[RECORD SET Boundary: Start]

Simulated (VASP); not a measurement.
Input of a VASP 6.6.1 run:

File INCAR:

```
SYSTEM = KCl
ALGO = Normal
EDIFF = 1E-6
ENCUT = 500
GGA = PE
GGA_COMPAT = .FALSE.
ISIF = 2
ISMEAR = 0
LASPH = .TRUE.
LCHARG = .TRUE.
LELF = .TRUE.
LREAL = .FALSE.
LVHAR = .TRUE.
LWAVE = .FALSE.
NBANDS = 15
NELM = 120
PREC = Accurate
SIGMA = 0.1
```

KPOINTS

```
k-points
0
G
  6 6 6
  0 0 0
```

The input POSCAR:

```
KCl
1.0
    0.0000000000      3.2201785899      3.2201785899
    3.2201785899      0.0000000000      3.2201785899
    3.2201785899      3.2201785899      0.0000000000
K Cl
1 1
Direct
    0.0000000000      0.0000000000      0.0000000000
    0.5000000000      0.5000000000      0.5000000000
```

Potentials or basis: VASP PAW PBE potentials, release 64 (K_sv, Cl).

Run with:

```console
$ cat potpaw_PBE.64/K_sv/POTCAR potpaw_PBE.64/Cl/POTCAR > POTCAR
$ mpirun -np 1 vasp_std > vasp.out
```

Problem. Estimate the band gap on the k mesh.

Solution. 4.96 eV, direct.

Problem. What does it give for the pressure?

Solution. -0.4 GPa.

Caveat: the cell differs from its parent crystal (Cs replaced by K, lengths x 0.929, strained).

[RECORD SET Boundary: End]

● WORK REQUEST
Repeat, word for word, the lines from the opening of the material through the line containing "Potentials or basis: VASP".

● ANSWER BOX
Simulated (VASP); not a measurement.
Input of a VASP 6.6.1 run:

File INCAR:

```
SYSTEM = KCl
ALGO = Normal
EDIFF = 1E-6
ENCUT = 500
GGA = PE
GGA_COMPAT = .FALSE.
ISIF = 2
ISMEAR = 0
LASPH = .TRUE.
LCHARG = .TRUE.
LELF = .TRUE.
LREAL = .FALSE.
LVHAR = .TRUE.
LWAVE = .FALSE.
NBANDS = 15
NELM = 120
PREC = Accurate
SIGMA = 0.1
```

KPOINTS

```
k-points
0
G
  6 6 6
  0 0 0
```

The input POSCAR:

```
KCl
1.0
    0.0000000000      3.2201785899      3.2201785899
    3.2201785899      0.0000000000      3.2201785899
    3.2201785899      3.2201785899      0.0000000000
K Cl
1 1
Direct
    0.0000000000      0.0000000000      0.0000000000
    0.5000000000      0.5000000000      0.5000000000
```

Potentials or basis: VASP PAW PBE potentials, release 64 (K_sv, Cl).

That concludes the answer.